Material shown =>
>>

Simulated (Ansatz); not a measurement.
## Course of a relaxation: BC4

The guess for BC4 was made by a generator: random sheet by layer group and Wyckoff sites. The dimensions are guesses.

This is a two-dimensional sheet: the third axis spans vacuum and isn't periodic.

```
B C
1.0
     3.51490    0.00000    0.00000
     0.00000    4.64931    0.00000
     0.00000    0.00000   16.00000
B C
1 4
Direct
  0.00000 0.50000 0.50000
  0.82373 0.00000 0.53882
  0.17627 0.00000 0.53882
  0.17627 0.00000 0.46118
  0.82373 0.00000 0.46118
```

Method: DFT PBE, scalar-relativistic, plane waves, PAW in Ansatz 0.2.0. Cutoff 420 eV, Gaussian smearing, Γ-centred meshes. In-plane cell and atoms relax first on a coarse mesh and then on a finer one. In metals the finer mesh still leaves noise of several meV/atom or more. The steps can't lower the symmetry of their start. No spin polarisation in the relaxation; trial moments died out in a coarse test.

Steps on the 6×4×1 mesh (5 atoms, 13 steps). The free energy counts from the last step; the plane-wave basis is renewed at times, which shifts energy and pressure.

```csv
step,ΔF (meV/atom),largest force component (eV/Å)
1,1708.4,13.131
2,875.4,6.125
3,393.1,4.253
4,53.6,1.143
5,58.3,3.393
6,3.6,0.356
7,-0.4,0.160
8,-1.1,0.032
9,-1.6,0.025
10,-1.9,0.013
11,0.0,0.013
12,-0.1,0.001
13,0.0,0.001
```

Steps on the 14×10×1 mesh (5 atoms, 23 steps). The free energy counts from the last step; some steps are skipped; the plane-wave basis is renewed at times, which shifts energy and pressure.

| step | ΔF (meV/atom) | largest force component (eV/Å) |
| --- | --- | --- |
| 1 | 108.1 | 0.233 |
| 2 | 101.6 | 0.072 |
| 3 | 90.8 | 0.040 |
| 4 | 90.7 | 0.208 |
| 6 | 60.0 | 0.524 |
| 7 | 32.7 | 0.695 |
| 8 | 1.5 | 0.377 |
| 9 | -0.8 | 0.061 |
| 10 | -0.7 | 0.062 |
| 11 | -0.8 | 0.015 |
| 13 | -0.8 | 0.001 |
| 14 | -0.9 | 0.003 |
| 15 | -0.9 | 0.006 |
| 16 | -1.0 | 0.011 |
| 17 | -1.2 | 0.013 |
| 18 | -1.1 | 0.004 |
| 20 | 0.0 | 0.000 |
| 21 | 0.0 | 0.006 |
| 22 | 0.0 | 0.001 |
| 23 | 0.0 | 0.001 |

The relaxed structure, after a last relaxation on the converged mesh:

<<

Work instruction => Starting at the top of the data above, repeat every line exactly until the line containing "23 | 0.0 | 0.001 |" has been given, then stop.

Problem solution =>
Simulated (Ansatz); not a measurement.
## Course of a relaxation: BC4

The guess for BC4 was made by a generator: random sheet by layer group and Wyckoff sites. The dimensions are guesses.

This is a two-dimensional sheet: the third axis spans vacuum and isn't periodic.

```
B C
1.0
     3.51490    0.00000    0.00000
     0.00000    4.64931    0.00000
     0.00000    0.00000   16.00000
B C
1 4
Direct
  0.00000 0.50000 0.50000
  0.82373 0.00000 0.53882
  0.17627 0.00000 0.53882
  0.17627 0.00000 0.46118
  0.82373 0.00000 0.46118
```

Method: DFT PBE, scalar-relativistic, plane waves, PAW in Ansatz 0.2.0. Cutoff 420 eV, Gaussian smearing, Γ-centred meshes. In-plane cell and atoms relax first on a coarse mesh and then on a finer one. In metals the finer mesh still leaves noise of several meV/atom or more. The steps can't lower the symmetry of their start. No spin polarisation in the relaxation; trial moments died out in a coarse test.

Steps on the 6×4×1 mesh (5 atoms, 13 steps). The free energy counts from the last step; the plane-wave basis is renewed at times, which shifts energy and pressure.

```csv
step,ΔF (meV/atom),largest force component (eV/Å)
1,1708.4,13.131
2,875.4,6.125
3,393.1,4.253
4,53.6,1.143
5,58.3,3.393
6,3.6,0.356
7,-0.4,0.160
8,-1.1,0.032
9,-1.6,0.025
10,-1.9,0.013
11,0.0,0.013
12,-0.1,0.001
13,0.0,0.001
```

Steps on the 14×10×1 mesh (5 atoms, 23 steps). The free energy counts from the last step; some steps are skipped; the plane-wave basis is renewed at times, which shifts energy and pressure.

| step | ΔF (meV/atom) | largest force component (eV/Å) |
| --- | --- | --- |
| 1 | 108.1 | 0.233 |
| 2 | 101.6 | 0.072 |
| 3 | 90.8 | 0.040 |
| 4 | 90.7 | 0.208 |
| 6 | 60.0 | 0.524 |
| 7 | 32.7 | 0.695 |
| 8 | 1.5 | 0.377 |
| 9 | -0.8 | 0.061 |
| 10 | -0.7 | 0.062 |
| 11 | -0.8 | 0.015 |
| 13 | -0.8 | 0.001 |
| 14 | -0.9 | 0.003 |
| 15 | -0.9 | 0.006 |
| 16 | -1.0 | 0.011 |
| 17 | -1.2 | 0.013 |
| 18 | -1.1 | 0.004 |
| 20 | 0.0 | 0.000 |
| 21 | 0.0 | 0.006 |
| 22 | 0.0 | 0.001 |
| 23 | 0.0 | 0.001 |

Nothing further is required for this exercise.